___ Recorded data ___

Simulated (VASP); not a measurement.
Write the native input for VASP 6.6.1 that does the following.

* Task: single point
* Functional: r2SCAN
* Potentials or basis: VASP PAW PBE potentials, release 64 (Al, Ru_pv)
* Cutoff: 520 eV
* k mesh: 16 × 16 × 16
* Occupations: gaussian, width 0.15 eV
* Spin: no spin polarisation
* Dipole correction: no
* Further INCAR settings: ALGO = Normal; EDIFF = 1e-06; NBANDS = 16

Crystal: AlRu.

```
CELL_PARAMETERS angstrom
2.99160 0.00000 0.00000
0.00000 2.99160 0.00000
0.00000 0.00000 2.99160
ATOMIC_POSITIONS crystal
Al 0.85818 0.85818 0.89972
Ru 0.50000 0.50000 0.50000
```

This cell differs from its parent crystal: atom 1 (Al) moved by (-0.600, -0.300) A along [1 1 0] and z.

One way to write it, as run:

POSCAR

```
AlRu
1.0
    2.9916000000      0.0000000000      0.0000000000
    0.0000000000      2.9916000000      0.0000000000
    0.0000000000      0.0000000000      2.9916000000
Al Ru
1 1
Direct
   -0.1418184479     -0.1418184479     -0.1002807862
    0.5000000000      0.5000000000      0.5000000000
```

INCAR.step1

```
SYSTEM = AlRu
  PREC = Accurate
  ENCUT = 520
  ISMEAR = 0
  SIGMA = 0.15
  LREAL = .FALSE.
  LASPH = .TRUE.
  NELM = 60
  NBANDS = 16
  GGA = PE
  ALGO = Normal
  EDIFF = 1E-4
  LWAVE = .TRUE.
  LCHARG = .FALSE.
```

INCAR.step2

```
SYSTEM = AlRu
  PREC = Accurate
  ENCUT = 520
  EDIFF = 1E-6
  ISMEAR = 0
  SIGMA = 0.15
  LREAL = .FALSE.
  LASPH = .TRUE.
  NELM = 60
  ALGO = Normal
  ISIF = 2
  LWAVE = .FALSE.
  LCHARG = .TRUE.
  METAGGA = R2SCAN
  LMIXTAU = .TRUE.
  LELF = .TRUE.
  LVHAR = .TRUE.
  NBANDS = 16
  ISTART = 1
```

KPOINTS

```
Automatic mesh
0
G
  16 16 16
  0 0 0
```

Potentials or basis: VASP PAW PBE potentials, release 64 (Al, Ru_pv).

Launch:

___

**Required action:**
Every line from the start of the listing through the line with "1e-06; NBANDS = 16" should be reproduced exactly, and no other line.

**Worked solution:**
Simulated (VASP); not a measurement.
Write the native input for VASP 6.6.1 that does the following.

* Task: single point
* Functional: r2SCAN
* Potentials or basis: VASP PAW PBE potentials, release 64 (Al, Ru_pv)
* Cutoff: 520 eV
* k mesh: 16 × 16 × 16
* Occupations: gaussian, width 0.15 eV
* Spin: no spin polarisation
* Dipole correction: no
* Further INCAR settings: ALGO = Normal; EDIFF = 1e-06; NBANDS = 16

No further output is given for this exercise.